Data shown:
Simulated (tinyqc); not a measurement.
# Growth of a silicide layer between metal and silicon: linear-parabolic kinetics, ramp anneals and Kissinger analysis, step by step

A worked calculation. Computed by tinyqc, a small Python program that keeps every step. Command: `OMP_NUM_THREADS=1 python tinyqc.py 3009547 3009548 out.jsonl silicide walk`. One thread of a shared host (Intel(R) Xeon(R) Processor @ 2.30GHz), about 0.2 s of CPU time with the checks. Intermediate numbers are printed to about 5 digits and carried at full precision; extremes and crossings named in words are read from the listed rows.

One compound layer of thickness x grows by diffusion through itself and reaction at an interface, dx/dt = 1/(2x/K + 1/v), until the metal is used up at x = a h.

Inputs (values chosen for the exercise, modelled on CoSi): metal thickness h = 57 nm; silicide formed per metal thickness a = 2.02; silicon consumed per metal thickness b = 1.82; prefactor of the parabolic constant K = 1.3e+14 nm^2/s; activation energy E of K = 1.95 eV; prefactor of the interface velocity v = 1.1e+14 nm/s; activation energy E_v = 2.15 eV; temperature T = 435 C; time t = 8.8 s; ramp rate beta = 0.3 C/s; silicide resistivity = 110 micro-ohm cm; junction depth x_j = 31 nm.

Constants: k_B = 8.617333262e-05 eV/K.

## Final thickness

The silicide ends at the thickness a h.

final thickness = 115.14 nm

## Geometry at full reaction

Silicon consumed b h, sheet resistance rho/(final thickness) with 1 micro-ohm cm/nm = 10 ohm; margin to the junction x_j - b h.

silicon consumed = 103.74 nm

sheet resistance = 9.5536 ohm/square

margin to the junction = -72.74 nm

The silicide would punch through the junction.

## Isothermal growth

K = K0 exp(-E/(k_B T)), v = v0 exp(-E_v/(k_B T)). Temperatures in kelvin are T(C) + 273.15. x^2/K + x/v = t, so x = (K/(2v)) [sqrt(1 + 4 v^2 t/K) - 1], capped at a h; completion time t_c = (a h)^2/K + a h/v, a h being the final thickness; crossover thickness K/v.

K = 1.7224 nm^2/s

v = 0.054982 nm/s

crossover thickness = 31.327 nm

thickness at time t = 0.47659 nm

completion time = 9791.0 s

Action item: Would you quote everything above from the line containing "sheet resistance = 9.5536 ohm/square" down to the line containing "## Isothermal growth"? Include both of those lines and nothing else.

Response:
sheet resistance = 9.5536 ohm/square

margin to the junction = -72.74 nm

The silicide would punch through the junction.

## Isothermal growth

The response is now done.